__Information supplied__:
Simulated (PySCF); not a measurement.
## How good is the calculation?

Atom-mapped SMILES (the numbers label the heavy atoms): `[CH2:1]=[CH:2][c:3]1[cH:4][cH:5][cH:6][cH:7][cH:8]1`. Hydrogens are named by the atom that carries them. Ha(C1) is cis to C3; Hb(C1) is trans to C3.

__Assigned task__: Restate each entry word for word.

__Task answer__:
Simulated (PySCF); not a measurement.
## How good is the calculation?

Atom-mapped SMILES (the numbers label the heavy atoms): `[CH2:1]=[CH:2][c:3]1[cH:4][cH:5][cH:6][cH:7][cH:8]1`. Hydrogens are named by the atom that carries them. Ha(C1) is cis to C3; Hb(C1) is trans to C3.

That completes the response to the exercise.